> _Task item_: Word for word, retype every line of the data.

> _Dataset extract_:
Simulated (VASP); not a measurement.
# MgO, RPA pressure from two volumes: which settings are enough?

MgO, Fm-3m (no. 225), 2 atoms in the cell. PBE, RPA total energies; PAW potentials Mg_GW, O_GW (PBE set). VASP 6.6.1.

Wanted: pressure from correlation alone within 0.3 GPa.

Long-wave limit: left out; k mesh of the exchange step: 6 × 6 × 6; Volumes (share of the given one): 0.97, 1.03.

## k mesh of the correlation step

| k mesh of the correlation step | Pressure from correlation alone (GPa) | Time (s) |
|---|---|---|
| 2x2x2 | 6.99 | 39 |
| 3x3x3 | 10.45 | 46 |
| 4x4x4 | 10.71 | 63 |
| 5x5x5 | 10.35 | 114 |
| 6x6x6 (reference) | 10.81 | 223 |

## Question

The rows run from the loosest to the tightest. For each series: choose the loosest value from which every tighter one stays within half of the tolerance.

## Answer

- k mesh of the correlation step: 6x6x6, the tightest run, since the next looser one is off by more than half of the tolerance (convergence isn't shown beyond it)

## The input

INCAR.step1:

> _Your solution_:
Simulated (VASP); not a measurement.
# MgO, RPA pressure from two volumes: which settings are enough?

MgO, Fm-3m (no. 225), 2 atoms in the cell. PBE, RPA total energies; PAW potentials Mg_GW, O_GW (PBE set). VASP 6.6.1.

Wanted: pressure from correlation alone within 0.3 GPa.

Long-wave limit: left out; k mesh of the exchange step: 6 × 6 × 6; Volumes (share of the given one): 0.97, 1.03.

## k mesh of the correlation step

| k mesh of the correlation step | Pressure from correlation alone (GPa) | Time (s) |
|---|---|---|
| 2x2x2 | 6.99 | 39 |
| 3x3x3 | 10.45 | 46 |
| 4x4x4 | 10.71 | 63 |
| 5x5x5 | 10.35 | 114 |
| 6x6x6 (reference) | 10.81 | 223 |

## Question

The rows run from the loosest to the tightest. For each series: choose the loosest value from which every tighter one stays within half of the tolerance.

## Answer

- k mesh of the correlation step: 6x6x6, the tightest run, since the next looser one is off by more than half of the tolerance (convergence isn't shown beyond it)

## The input

INCAR.step1:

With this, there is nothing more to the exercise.